**WORK REQUEST**
Up to and including the line with "correction | no |", repeat every line of the listing exactly, beginning at the first.

**DATASET RECORDS**
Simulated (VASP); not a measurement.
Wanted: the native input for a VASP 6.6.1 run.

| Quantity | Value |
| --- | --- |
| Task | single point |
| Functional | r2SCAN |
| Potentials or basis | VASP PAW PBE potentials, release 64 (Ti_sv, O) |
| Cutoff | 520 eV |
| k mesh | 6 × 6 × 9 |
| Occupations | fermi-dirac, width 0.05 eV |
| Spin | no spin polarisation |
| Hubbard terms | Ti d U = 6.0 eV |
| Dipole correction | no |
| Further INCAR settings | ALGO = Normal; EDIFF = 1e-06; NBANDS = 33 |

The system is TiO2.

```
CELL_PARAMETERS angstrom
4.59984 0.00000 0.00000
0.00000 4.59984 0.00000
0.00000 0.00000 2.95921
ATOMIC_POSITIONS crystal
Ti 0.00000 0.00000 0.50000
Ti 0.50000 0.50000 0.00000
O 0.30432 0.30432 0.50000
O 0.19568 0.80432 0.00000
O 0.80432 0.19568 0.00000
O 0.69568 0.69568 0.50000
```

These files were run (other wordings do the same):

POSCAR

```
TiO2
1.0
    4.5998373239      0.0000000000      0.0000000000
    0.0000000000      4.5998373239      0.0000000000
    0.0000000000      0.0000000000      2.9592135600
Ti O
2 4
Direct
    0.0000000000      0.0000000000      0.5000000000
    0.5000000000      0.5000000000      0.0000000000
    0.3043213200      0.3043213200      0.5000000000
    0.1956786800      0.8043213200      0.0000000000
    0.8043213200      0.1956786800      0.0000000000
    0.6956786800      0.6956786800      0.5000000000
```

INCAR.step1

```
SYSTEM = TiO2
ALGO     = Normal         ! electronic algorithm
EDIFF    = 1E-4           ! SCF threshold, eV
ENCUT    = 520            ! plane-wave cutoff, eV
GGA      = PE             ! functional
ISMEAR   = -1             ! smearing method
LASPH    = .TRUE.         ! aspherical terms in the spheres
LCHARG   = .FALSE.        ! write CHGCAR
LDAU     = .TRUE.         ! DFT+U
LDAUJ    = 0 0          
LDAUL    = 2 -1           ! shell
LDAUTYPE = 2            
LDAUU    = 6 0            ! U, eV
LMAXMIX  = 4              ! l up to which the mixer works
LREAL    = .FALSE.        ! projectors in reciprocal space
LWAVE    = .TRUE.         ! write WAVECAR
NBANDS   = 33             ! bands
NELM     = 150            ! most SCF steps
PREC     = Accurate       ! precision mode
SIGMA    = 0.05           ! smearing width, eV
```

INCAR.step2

**SOLUTION**
Simulated (VASP); not a measurement.
Wanted: the native input for a VASP 6.6.1 run.

| Quantity | Value |
| --- | --- |
| Task | single point |
| Functional | r2SCAN |
| Potentials or basis | VASP PAW PBE potentials, release 64 (Ti_sv, O) |
| Cutoff | 520 eV |
| k mesh | 6 × 6 × 9 |
| Occupations | fermi-dirac, width 0.05 eV |
| Spin | no spin polarisation |
| Hubbard terms | Ti d U = 6.0 eV |
| Dipole correction | no |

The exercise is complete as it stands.